EXERCISE >> An exact copy of all the data is the required output.

SUPPLIED MATERIAL: Begin
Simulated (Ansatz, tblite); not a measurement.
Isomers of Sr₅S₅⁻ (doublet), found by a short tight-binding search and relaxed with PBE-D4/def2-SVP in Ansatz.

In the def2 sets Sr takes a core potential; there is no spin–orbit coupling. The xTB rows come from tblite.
SUPPLIED MATERIAL: End

ANSWER BOX >>
Simulated (Ansatz, tblite); not a measurement.
Isomers of Sr₅S₅⁻ (doublet), found by a short tight-binding search and relaxed with PBE-D4/def2-SVP in Ansatz.

In the def2 sets Sr takes a core potential; there is no spin–orbit coupling. The xTB rows come from tblite.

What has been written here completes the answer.